■ Data listing ■
⁂

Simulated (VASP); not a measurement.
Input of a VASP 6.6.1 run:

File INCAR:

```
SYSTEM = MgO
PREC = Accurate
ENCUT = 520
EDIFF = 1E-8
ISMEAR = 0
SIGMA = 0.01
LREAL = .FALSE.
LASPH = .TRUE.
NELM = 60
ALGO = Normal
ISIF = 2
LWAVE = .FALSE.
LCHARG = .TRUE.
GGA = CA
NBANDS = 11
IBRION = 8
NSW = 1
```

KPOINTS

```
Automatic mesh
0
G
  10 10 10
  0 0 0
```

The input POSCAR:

⁂

■ Brief ■
Each record must be repeated exactly as it is.

■ Reply ■
Simulated (VASP); not a measurement.
Input of a VASP 6.6.1 run:

File INCAR:

```
SYSTEM = MgO
PREC = Accurate
ENCUT = 520
EDIFF = 1E-8
ISMEAR = 0
SIGMA = 0.01
LREAL = .FALSE.
LASPH = .TRUE.
NELM = 60
ALGO = Normal
ISIF = 2
LWAVE = .FALSE.
LCHARG = .TRUE.
GGA = CA
NBANDS = 11
IBRION = 8
NSW = 1
```

KPOINTS

```
Automatic mesh
0
G
  10 10 10
  0 0 0
```

The input POSCAR:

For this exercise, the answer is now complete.